WORK REQUEST ::
Extract, without alteration, each line from the start of the listing to the line bearing "A k mesh can".

MATERIAL PROVIDED ::
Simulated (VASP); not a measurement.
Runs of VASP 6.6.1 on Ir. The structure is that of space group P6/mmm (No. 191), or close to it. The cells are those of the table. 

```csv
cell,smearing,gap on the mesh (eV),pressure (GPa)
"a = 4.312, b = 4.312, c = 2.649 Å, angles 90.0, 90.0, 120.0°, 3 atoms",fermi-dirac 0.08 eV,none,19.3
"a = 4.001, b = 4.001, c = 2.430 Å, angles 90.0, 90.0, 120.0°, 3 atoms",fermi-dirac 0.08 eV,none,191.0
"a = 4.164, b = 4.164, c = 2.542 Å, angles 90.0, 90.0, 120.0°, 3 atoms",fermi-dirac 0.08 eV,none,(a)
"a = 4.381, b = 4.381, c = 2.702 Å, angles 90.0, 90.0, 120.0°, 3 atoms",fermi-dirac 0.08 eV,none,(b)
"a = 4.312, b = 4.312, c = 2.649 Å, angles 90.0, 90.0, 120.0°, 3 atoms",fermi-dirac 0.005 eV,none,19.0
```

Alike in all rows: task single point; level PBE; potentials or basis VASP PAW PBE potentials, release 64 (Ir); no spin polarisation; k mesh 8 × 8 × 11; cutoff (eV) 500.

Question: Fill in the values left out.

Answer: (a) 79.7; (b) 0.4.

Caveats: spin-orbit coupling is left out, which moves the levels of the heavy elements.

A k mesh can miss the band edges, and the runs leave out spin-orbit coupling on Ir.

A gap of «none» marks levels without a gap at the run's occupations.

YOUR SOLUTION ::
Simulated (VASP); not a measurement.
Runs of VASP 6.6.1 on Ir. The structure is that of space group P6/mmm (No. 191), or close to it. The cells are those of the table. 

```csv
cell,smearing,gap on the mesh (eV),pressure (GPa)
"a = 4.312, b = 4.312, c = 2.649 Å, angles 90.0, 90.0, 120.0°, 3 atoms",fermi-dirac 0.08 eV,none,19.3
"a = 4.001, b = 4.001, c = 2.430 Å, angles 90.0, 90.0, 120.0°, 3 atoms",fermi-dirac 0.08 eV,none,191.0
"a = 4.164, b = 4.164, c = 2.542 Å, angles 90.0, 90.0, 120.0°, 3 atoms",fermi-dirac 0.08 eV,none,(a)
"a = 4.381, b = 4.381, c = 2.702 Å, angles 90.0, 90.0, 120.0°, 3 atoms",fermi-dirac 0.08 eV,none,(b)
"a = 4.312, b = 4.312, c = 2.649 Å, angles 90.0, 90.0, 120.0°, 3 atoms",fermi-dirac 0.005 eV,none,19.0
```

Alike in all rows: task single point; level PBE; potentials or basis VASP PAW PBE potentials, release 64 (Ir); no spin polarisation; k mesh 8 × 8 × 11; cutoff (eV) 500.

Question: Fill in the values left out.

Answer: (a) 79.7; (b) 0.4.

Caveats: spin-orbit coupling is left out, which moves the levels of the heavy elements.

A k mesh can miss the band edges, and the runs leave out spin-orbit coupling on Ir.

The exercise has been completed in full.